WORK ORDER: In the listing below, print exactly the lines between the line holding "run end with?" and the line holding "at this level.", inclusive, and no more.

INFORMATION SUPPLIED:
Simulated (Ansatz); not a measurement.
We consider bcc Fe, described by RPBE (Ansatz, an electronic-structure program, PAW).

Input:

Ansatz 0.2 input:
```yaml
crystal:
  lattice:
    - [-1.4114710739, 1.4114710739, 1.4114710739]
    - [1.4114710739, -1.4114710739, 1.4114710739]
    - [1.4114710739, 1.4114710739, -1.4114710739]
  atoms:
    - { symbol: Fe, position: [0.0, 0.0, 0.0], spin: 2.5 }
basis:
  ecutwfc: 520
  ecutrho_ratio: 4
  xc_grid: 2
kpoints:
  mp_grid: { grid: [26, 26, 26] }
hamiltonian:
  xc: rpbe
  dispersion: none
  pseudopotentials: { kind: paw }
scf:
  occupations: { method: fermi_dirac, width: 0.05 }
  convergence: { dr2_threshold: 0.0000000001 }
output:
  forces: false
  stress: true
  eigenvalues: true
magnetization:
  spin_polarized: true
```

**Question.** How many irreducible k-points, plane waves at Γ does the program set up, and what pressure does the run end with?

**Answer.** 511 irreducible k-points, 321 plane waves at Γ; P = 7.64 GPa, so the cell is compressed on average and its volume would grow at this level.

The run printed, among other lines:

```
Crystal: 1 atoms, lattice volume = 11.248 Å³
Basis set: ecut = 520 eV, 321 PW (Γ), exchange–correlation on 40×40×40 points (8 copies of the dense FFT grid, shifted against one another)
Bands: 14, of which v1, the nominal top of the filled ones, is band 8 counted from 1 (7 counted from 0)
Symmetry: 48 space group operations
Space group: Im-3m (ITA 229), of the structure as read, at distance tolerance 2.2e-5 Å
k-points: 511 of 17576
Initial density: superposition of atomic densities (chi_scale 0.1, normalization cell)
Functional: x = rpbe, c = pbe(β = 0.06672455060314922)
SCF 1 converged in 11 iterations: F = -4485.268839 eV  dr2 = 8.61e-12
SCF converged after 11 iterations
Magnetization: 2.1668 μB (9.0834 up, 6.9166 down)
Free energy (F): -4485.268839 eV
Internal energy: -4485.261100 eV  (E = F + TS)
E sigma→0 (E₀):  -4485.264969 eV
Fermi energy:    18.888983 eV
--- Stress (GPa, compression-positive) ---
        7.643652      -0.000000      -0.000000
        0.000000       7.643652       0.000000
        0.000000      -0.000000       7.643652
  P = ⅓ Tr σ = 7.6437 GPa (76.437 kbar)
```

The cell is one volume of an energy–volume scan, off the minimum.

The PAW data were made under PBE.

TASK RESPONSE:
**Question.** How many irreducible k-points, plane waves at Γ does the program set up, and what pressure does the run end with?

**Answer.** 511 irreducible k-points, 321 plane waves at Γ; P = 7.64 GPa, so the cell is compressed on average and its volume would grow at this level.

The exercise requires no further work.